Study material:
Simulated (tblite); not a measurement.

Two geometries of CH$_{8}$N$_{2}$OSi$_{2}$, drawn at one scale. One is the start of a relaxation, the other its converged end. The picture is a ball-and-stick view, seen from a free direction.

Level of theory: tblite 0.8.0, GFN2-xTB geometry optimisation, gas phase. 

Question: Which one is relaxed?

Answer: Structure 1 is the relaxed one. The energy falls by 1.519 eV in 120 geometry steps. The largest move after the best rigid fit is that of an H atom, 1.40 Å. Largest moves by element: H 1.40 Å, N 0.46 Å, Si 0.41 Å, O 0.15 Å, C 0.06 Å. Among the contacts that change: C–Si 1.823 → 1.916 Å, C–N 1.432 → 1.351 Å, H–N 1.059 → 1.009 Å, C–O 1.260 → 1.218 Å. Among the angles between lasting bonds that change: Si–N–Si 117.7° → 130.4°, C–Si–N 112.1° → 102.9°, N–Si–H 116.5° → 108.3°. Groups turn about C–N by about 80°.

Action item: What you give back should be only the lines of the records above, starting at the line with "Level of theory: tblite" and ending at the line with "Question: Which one is relaxed?", restated word for word.

Worked solution:
Level of theory: tblite 0.8.0, GFN2-xTB geometry optimisation, gas phase. 

Question: Which one is relaxed?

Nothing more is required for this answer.